(Supplied entries Opens)

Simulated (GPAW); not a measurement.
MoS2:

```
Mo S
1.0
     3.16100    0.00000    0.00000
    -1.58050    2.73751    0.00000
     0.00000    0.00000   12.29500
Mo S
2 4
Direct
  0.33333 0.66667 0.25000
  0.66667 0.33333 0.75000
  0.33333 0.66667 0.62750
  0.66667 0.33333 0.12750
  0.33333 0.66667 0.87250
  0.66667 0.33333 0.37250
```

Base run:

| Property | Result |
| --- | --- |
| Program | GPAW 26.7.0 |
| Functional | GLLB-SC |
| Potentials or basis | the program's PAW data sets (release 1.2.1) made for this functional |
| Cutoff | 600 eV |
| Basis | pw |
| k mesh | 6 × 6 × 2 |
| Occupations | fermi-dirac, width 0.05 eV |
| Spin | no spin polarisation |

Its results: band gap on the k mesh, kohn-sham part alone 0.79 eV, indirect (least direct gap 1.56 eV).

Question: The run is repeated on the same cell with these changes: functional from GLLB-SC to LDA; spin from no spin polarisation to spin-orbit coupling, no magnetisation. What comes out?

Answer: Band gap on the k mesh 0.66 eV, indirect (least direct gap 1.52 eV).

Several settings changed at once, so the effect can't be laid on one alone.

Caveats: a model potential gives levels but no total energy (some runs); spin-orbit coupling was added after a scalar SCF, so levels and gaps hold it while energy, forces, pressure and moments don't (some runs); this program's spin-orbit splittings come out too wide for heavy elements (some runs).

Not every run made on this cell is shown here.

(Supplied entries Closes)

Work order:
Please copy, exactly as written, every line in the listing above from the line with "this functional |" up to and including the line with "Caveats: a model".

Task solution:
| Potentials or basis | the program's PAW data sets (release 1.2.1) made for this functional |
| Cutoff | 600 eV |
| Basis | pw |
| k mesh | 6 × 6 × 2 |
| Occupations | fermi-dirac, width 0.05 eV |
| Spin | no spin polarisation |

Its results: band gap on the k mesh, kohn-sham part alone 0.79 eV, indirect (least direct gap 1.56 eV).

Question: The run is repeated on the same cell with these changes: functional from GLLB-SC to LDA; spin from no spin polarisation to spin-orbit coupling, no magnetisation. What comes out?

Answer: Band gap on the k mesh 0.66 eV, indirect (least direct gap 1.52 eV).

Several settings changed at once, so the effect can't be laid on one alone.

Caveats: a model potential gives levels but no total energy (some runs); spin-orbit coupling was added after a scalar SCF, so levels and gaps hold it while energy, forces, pressure and moments don't (some runs); this program's spin-orbit splittings come out too wide for heavy elements (some runs).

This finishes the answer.